REQUIRED ACTION: Once you reach the line that holds "0.00395 | 0.0239 |" in the listing below, output it and every line after it through the line that holds "D. temperature 1175 to 1450 K", word for word.

DATA RECORDS:
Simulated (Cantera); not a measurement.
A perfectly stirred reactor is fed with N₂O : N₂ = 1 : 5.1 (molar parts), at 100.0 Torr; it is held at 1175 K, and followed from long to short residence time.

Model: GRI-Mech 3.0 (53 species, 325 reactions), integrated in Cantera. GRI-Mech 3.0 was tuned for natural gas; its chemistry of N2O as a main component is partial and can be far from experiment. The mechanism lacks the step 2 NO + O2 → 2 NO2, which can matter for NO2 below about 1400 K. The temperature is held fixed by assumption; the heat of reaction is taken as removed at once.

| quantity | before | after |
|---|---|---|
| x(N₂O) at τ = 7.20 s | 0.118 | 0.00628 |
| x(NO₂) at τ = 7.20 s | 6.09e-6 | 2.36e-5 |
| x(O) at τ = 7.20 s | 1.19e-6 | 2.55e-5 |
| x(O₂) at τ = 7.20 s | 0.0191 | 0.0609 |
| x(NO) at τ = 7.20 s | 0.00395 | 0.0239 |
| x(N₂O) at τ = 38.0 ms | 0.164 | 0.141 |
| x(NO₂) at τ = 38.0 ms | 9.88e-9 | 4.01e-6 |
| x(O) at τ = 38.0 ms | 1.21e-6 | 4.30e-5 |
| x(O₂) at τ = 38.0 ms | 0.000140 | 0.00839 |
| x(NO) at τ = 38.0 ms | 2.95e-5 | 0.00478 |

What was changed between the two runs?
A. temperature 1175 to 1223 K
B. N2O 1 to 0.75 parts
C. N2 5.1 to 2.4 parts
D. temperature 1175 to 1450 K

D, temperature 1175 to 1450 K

RESPONSE AREA:
| x(NO) at τ = 7.20 s | 0.00395 | 0.0239 |
| x(N₂O) at τ = 38.0 ms | 0.164 | 0.141 |
| x(NO₂) at τ = 38.0 ms | 9.88e-9 | 4.01e-6 |
| x(O) at τ = 38.0 ms | 1.21e-6 | 4.30e-5 |
| x(O₂) at τ = 38.0 ms | 0.000140 | 0.00839 |
| x(NO) at τ = 38.0 ms | 2.95e-5 | 0.00478 |

What was changed between the two runs?
A. temperature 1175 to 1223 K
B. N2O 1 to 0.75 parts
C. N2 5.1 to 2.4 parts
D. temperature 1175 to 1450 K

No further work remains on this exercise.